_Supplied records:_
Segment Open

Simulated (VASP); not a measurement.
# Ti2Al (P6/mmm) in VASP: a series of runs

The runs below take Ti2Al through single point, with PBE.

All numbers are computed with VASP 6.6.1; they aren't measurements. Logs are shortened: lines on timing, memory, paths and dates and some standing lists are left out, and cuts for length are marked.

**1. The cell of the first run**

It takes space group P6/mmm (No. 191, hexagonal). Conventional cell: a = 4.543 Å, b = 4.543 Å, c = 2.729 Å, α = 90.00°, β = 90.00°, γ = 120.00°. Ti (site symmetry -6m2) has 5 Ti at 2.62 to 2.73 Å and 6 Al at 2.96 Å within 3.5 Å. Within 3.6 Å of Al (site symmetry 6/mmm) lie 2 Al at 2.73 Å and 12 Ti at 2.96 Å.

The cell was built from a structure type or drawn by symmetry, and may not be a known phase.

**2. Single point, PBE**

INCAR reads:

Segment Closed

_Work order:_ Given the records above, return exactly the lines starting at the line containing "The runs below" and ending at the line containing "Single point, PBE**", including both.

_Written reply:_
The runs below take Ti2Al through single point, with PBE.

All numbers are computed with VASP 6.6.1; they aren't measurements. Logs are shortened: lines on timing, memory, paths and dates and some standing lists are left out, and cuts for length are marked.

**1. The cell of the first run**

It takes space group P6/mmm (No. 191, hexagonal). Conventional cell: a = 4.543 Å, b = 4.543 Å, c = 2.729 Å, α = 90.00°, β = 90.00°, γ = 120.00°. Ti (site symmetry -6m2) has 5 Ti at 2.62 to 2.73 Å and 6 Al at 2.96 Å within 3.5 Å. Within 3.6 Å of Al (site symmetry 6/mmm) lie 2 Al at 2.73 Å and 12 Ti at 2.96 Å.

The cell was built from a structure type or drawn by symmetry, and may not be a known phase.

**2. Single point, PBE**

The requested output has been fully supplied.